• Given information
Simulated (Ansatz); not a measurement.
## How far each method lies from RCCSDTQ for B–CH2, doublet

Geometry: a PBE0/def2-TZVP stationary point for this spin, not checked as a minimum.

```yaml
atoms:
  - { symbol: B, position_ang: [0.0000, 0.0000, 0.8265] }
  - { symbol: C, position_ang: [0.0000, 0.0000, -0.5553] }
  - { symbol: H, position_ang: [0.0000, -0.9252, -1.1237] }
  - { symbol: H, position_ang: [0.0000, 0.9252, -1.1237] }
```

• Assignment
Output an identical copy of every record above.

• Response box
Simulated (Ansatz); not a measurement.
## How far each method lies from RCCSDTQ for B–CH2, doublet

Geometry: a PBE0/def2-TZVP stationary point for this spin, not checked as a minimum.

```yaml
atoms:
  - { symbol: B, position_ang: [0.0000, 0.0000, 0.8265] }
  - { symbol: C, position_ang: [0.0000, 0.0000, -0.5553] }
  - { symbol: H, position_ang: [0.0000, -0.9252, -1.1237] }
  - { symbol: H, position_ang: [0.0000, 0.9252, -1.1237] }
```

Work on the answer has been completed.